* **ACTION ITEM**: From the first line of the data below, repeat each line exactly until you reach the line with "A run on Gd"; include that line too.

* **EXTRACTED DATA**:
:::

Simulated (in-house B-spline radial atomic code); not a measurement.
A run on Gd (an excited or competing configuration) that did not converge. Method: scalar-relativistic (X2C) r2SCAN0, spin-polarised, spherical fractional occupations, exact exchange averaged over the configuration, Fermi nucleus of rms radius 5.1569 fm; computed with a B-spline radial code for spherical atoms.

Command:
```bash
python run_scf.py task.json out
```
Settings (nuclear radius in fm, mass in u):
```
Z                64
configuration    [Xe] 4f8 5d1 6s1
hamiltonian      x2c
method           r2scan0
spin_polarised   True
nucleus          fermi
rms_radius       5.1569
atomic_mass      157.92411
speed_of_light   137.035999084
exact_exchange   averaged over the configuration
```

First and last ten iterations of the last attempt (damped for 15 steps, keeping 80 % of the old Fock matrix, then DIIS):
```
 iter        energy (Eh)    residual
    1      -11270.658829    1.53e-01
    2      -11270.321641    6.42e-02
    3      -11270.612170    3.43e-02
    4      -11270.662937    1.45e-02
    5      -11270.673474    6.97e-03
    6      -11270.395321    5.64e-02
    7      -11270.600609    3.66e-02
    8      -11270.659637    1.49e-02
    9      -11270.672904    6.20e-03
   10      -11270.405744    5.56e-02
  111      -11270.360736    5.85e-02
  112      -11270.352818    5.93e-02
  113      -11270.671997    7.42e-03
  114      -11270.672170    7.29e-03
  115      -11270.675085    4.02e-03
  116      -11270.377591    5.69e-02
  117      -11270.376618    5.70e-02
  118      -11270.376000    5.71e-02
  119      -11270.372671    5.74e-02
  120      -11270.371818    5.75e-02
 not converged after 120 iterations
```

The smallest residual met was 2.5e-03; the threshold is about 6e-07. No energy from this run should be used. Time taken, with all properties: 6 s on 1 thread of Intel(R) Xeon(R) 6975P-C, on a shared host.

:::

* **EXERCISE SOLUTION**:
Simulated (in-house B-spline radial atomic code); not a measurement.
A run on Gd (an excited or competing configuration) that did not converge. Method: scalar-relativistic (X2C) r2SCAN0, spin-polarised, spherical fractional occupations, exact exchange averaged over the configuration, Fermi nucleus of rms radius 5.1569 fm; computed with a B-spline radial code for spherical atoms.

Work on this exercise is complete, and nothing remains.